* **Extracted records**:
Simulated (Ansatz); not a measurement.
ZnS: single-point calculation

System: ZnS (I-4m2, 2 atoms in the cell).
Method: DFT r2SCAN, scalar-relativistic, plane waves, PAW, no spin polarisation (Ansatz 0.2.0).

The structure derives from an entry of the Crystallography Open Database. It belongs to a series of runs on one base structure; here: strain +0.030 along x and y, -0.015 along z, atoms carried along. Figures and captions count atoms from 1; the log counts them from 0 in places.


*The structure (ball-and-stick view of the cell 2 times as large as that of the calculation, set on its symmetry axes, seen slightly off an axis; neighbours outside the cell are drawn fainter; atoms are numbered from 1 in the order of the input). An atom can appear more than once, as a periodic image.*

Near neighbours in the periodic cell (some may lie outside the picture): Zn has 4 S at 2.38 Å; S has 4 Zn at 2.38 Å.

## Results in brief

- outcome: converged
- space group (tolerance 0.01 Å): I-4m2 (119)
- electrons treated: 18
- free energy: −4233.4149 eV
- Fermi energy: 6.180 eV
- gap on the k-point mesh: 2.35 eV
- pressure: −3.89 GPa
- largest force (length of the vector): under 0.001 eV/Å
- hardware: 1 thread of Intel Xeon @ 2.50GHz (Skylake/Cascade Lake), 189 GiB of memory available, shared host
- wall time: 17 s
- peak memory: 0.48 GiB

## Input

* **Work request**: What do the lines above say from the one containing "- pressure: −3.89 GPa" down to the one containing "- peak memory: 0.48 GiB"? Return them exactly, both end lines included, and only them.

* **Your solution**:
- pressure: −3.89 GPa
- largest force (length of the vector): under 0.001 eV/Å
- hardware: 1 thread of Intel Xeon @ 2.50GHz (Skylake/Cascade Lake), 189 GiB of memory available, shared host
- wall time: 17 s
- peak memory: 0.48 GiB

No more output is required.